**RECORD EXCERPTS**:
%%
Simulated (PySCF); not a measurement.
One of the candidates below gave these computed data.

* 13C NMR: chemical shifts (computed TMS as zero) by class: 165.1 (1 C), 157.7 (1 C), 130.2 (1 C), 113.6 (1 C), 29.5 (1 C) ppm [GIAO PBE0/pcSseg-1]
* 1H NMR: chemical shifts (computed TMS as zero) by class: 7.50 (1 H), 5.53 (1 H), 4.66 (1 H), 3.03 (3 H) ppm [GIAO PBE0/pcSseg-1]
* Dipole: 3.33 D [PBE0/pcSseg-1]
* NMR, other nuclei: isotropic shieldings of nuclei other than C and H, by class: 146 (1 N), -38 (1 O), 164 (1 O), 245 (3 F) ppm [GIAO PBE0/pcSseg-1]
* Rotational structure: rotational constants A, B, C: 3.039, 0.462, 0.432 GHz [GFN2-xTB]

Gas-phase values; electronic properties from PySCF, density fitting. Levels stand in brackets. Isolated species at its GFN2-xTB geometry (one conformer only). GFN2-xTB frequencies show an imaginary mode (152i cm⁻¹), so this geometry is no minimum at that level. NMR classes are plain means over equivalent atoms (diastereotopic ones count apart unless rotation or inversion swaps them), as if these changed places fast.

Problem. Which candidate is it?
%%

**WORK TASK**:
Reproduce the listing above exactly as far as the line with "3.33 D [PBE0/pcSseg-1]", that line included.

**YOUR SOLUTION**:
Simulated (PySCF); not a measurement.
One of the candidates below gave these computed data.

* 13C NMR: chemical shifts (computed TMS as zero) by class: 165.1 (1 C), 157.7 (1 C), 130.2 (1 C), 113.6 (1 C), 29.5 (1 C) ppm [GIAO PBE0/pcSseg-1]
* 1H NMR: chemical shifts (computed TMS as zero) by class: 7.50 (1 H), 5.53 (1 H), 4.66 (1 H), 3.03 (3 H) ppm [GIAO PBE0/pcSseg-1]
* Dipole: 3.33 D [PBE0/pcSseg-1]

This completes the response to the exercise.